Brief:
Lift out, unaltered, the lines of the material below between the line holding "# A GW chain" and the line holding "Aim: the G0W0", counting both.

Provided data:
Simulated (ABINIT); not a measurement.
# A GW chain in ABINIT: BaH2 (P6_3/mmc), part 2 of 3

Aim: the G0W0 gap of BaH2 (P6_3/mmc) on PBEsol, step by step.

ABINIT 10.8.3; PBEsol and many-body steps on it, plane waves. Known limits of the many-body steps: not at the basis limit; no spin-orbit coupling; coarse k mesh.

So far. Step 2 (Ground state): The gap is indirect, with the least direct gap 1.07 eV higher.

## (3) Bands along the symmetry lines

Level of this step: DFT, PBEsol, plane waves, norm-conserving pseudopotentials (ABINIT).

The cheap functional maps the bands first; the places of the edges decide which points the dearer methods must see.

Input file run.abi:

Task result:
# A GW chain in ABINIT: BaH2 (P6_3/mmc), part 2 of 3

Aim: the G0W0 gap of BaH2 (P6_3/mmc) on PBEsol, step by step.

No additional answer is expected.